__Action item__: The required answer is an exact copy of every entry underneath.

::::::::
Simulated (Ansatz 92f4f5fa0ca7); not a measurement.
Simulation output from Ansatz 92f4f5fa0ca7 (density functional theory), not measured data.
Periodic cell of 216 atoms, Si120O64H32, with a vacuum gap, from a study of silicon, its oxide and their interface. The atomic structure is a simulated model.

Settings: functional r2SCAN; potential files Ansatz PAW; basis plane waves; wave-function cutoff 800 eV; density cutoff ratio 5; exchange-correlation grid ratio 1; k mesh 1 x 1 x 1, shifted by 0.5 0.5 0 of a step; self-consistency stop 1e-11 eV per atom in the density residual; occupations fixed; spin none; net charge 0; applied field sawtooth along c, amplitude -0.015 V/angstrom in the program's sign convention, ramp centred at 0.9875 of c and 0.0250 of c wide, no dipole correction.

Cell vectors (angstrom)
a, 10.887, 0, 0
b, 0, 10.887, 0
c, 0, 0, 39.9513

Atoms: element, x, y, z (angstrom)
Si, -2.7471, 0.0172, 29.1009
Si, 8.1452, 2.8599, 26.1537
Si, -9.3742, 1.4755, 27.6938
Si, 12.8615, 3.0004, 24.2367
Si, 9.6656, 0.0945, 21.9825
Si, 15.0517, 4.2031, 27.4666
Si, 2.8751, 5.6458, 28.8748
::::::::

__Your solution__:
Simulated (Ansatz 92f4f5fa0ca7); not a measurement.
Simulation output from Ansatz 92f4f5fa0ca7 (density functional theory), not measured data.
Periodic cell of 216 atoms, Si120O64H32, with a vacuum gap, from a study of silicon, its oxide and their interface. The atomic structure is a simulated model.

Settings: functional r2SCAN; potential files Ansatz PAW; basis plane waves; wave-function cutoff 800 eV; density cutoff ratio 5; exchange-correlation grid ratio 1; k mesh 1 x 1 x 1, shifted by 0.5 0.5 0 of a step; self-consistency stop 1e-11 eV per atom in the density residual; occupations fixed; spin none; net charge 0; applied field sawtooth along c, amplitude -0.015 V/angstrom in the program's sign convention, ramp centred at 0.9875 of c and 0.0250 of c wide, no dipole correction.

Cell vectors (angstrom)
a, 10.887, 0, 0
b, 0, 10.887, 0
c, 0, 0, 39.9513

Atoms: element, x, y, z (angstrom)
Si, -2.7471, 0.0172, 29.1009
Si, 8.1452, 2.8599, 26.1537
Si, -9.3742, 1.4755, 27.6938
Si, 12.8615, 3.0004, 24.2367
Si, 9.6656, 0.0945, 21.9825
Si, 15.0517, 4.2031, 27.4666
Si, 2.8751, 5.6458, 28.8748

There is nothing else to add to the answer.